### LISTED RECORDS
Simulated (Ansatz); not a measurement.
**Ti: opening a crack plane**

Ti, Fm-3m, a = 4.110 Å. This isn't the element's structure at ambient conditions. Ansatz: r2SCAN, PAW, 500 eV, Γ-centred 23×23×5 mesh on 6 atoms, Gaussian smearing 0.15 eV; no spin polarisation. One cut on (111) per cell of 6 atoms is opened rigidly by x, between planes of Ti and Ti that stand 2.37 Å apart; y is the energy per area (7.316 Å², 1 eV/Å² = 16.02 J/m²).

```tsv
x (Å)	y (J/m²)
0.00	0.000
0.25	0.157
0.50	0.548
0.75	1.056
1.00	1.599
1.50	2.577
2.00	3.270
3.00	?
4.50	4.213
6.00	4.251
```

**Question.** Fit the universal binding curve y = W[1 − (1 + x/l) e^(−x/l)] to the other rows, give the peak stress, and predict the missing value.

### REQUIREMENT
Transcribe all of the material above with complete accuracy.

### RESPONSE
Simulated (Ansatz); not a measurement.
**Ti: opening a crack plane**

Ti, Fm-3m, a = 4.110 Å. This isn't the element's structure at ambient conditions. Ansatz: r2SCAN, PAW, 500 eV, Γ-centred 23×23×5 mesh on 6 atoms, Gaussian smearing 0.15 eV; no spin polarisation. One cut on (111) per cell of 6 atoms is opened rigidly by x, between planes of Ti and Ti that stand 2.37 Å apart; y is the energy per area (7.316 Å², 1 eV/Å² = 16.02 J/m²).

```tsv
x (Å)	y (J/m²)
0.00	0.000
0.25	0.157
0.50	0.548
0.75	1.056
1.00	1.599
1.50	2.577
2.00	3.270
3.00	?
4.50	4.213
6.00	4.251
```

**Question.** Fit the universal binding curve y = W[1 − (1 + x/l) e^(−x/l)] to the other rows, give the peak stress, and predict the missing value.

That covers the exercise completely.